# [Given data]
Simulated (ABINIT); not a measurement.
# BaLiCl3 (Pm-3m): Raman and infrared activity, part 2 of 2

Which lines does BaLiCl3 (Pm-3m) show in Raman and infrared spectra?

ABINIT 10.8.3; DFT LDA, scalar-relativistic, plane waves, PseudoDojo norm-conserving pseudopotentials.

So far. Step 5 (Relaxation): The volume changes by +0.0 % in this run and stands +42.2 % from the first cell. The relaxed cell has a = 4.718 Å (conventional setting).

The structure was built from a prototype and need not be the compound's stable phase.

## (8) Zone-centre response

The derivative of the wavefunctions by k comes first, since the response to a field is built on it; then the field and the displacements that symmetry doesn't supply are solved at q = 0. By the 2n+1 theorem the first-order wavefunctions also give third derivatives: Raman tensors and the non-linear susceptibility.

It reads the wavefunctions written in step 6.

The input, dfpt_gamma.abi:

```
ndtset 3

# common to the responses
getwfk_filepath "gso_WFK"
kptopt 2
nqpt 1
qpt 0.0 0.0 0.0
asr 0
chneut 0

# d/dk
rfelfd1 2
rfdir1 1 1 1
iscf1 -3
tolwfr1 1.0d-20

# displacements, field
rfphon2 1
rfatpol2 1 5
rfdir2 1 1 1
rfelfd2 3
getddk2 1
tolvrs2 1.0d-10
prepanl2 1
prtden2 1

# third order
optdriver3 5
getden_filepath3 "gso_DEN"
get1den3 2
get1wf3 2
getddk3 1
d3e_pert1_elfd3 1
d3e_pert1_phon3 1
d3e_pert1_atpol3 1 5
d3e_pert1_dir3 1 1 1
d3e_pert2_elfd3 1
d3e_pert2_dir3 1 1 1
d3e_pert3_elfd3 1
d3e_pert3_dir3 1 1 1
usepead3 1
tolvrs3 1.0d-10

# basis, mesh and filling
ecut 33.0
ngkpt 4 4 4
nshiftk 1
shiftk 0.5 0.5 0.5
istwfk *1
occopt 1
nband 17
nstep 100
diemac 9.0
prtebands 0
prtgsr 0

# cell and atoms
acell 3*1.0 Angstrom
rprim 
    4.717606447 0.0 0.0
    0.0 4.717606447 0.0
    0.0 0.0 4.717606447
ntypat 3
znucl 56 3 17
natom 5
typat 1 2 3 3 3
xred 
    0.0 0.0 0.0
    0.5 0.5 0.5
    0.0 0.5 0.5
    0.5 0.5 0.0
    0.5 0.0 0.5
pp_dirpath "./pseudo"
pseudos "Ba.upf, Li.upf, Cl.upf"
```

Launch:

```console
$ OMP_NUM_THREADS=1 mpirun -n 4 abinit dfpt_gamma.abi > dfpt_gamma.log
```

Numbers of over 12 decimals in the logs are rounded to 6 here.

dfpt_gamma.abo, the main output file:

# [Assignment]
Retype the records above exactly, from their first line through the line that contains "Which lines does", and stop there.

# [Task answer]
Simulated (ABINIT); not a measurement.
# BaLiCl3 (Pm-3m): Raman and infrared activity, part 2 of 2

Which lines does BaLiCl3 (Pm-3m) show in Raman and infrared spectra?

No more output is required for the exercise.